Assignment. Word for word, restate the lines from the start of the data below through the line containing "Question: The runs".

Provided records.
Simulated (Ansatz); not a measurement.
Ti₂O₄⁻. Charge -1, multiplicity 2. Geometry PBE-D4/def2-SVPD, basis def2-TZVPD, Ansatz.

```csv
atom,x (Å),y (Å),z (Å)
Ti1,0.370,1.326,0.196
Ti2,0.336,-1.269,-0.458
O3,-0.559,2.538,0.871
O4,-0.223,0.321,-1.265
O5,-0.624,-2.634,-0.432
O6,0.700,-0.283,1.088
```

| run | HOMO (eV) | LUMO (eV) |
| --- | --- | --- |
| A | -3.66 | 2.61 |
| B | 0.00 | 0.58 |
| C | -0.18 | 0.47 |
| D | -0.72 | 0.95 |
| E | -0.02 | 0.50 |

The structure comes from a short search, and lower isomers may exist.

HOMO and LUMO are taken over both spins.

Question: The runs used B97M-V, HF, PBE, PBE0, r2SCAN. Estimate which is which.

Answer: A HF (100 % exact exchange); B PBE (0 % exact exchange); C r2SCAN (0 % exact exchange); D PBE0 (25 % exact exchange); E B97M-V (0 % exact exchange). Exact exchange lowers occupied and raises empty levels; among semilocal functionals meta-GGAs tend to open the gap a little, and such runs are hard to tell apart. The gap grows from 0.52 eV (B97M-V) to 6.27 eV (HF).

Task output.
Simulated (Ansatz); not a measurement.
Ti₂O₄⁻. Charge -1, multiplicity 2. Geometry PBE-D4/def2-SVPD, basis def2-TZVPD, Ansatz.

```csv
atom,x (Å),y (Å),z (Å)
Ti1,0.370,1.326,0.196
Ti2,0.336,-1.269,-0.458
O3,-0.559,2.538,0.871
O4,-0.223,0.321,-1.265
O5,-0.624,-2.634,-0.432
O6,0.700,-0.283,1.088
```

| run | HOMO (eV) | LUMO (eV) |
| --- | --- | --- |
| A | -3.66 | 2.61 |
| B | 0.00 | 0.58 |
| C | -0.18 | 0.47 |
| D | -0.72 | 0.95 |
| E | -0.02 | 0.50 |

The structure comes from a short search, and lower isomers may exist.

HOMO and LUMO are taken over both spins.

Question: The runs used B97M-V, HF, PBE, PBE0, r2SCAN. Estimate which is which.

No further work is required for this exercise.